^^^^^^^^

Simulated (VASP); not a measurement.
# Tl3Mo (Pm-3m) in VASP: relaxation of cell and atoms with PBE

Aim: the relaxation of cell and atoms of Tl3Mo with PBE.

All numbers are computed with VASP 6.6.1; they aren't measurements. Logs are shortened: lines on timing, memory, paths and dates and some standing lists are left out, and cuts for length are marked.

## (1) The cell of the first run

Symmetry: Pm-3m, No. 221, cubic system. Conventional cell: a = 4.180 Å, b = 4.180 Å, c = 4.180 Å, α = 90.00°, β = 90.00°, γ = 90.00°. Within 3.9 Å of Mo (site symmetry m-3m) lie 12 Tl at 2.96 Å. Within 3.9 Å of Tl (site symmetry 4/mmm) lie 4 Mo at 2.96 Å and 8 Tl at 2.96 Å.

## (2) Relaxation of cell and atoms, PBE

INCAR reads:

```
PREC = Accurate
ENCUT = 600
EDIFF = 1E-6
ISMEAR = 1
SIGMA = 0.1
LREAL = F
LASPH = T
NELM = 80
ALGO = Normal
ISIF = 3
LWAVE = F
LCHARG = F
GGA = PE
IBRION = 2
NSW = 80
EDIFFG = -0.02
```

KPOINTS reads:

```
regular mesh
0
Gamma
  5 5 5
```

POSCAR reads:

^^^^^^^^

Return, with no change at all, every line in the entries above from the line containing "Symmetry: Pm-3m, No." through the line containing "## (2) Relaxation of cell and atoms, PBE".

Symmetry: Pm-3m, No. 221, cubic system. Conventional cell: a = 4.180 Å, b = 4.180 Å, c = 4.180 Å, α = 90.00°, β = 90.00°, γ = 90.00°. Within 3.9 Å of Mo (site symmetry m-3m) lie 12 Tl at 2.96 Å. Within 3.9 Å of Tl (site symmetry 4/mmm) lie 4 Mo at 2.96 Å and 8 Tl at 2.96 Å.

## (2) Relaxation of cell and atoms, PBE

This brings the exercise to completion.